Start of INFORMATION PROVIDED

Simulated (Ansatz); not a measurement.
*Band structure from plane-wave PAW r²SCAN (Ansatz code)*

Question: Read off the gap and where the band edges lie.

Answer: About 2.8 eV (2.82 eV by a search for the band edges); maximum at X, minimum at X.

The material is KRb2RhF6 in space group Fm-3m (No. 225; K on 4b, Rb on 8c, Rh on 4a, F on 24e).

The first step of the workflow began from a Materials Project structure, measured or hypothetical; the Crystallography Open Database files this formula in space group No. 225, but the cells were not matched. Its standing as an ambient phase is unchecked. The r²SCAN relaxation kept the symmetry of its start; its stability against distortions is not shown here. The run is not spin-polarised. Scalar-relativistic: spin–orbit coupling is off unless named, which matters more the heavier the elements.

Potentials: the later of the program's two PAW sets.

End of INFORMATION PROVIDED

In the listing above, transcribe exactly everything from the line containing "Question: Read off" down to the line containing "The material is", including both and nothing more.

## YOUR SOLUTION
Question: Read off the gap and where the band edges lie.

Answer: About 2.8 eV (2.82 eV by a search for the band edges); maximum at X, minimum at X.

The material is KRb2RhF6 in space group Fm-3m (No. 225; K on 4b, Rb on 8c, Rh on 4a, F on 24e).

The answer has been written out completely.